» Input data
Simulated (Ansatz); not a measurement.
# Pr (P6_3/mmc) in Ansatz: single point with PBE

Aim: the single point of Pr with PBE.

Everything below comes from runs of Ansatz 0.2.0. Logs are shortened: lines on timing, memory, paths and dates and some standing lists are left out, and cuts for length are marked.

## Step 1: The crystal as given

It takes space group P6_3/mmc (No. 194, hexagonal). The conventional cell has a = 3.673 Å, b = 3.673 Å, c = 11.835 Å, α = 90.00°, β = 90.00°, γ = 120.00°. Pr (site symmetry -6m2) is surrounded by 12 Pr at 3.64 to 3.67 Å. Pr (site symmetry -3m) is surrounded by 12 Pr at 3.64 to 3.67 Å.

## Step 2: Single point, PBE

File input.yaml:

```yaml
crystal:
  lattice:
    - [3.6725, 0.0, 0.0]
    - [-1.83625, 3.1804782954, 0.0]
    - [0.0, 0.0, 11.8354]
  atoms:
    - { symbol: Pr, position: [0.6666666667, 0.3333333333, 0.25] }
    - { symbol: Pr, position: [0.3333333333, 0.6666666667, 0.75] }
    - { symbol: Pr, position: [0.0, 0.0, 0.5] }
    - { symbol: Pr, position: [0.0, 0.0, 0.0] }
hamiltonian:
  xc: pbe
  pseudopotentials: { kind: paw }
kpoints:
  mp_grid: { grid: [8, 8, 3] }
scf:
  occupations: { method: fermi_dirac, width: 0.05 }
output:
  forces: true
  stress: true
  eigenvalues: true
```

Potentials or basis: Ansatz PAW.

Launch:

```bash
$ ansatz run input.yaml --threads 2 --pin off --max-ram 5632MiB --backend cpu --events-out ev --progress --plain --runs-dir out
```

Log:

» Work item
All lines above between those holding "# Pr (P6_3/mmc)" and "## Step 1: The crystal as given", inclusive, must be set down unchanged, and no other line may be included.

» Response area
# Pr (P6_3/mmc) in Ansatz: single point with PBE

Aim: the single point of Pr with PBE.

Everything below comes from runs of Ansatz 0.2.0. Logs are shortened: lines on timing, memory, paths and dates and some standing lists are left out, and cuts for length are marked.

## Step 1: The crystal as given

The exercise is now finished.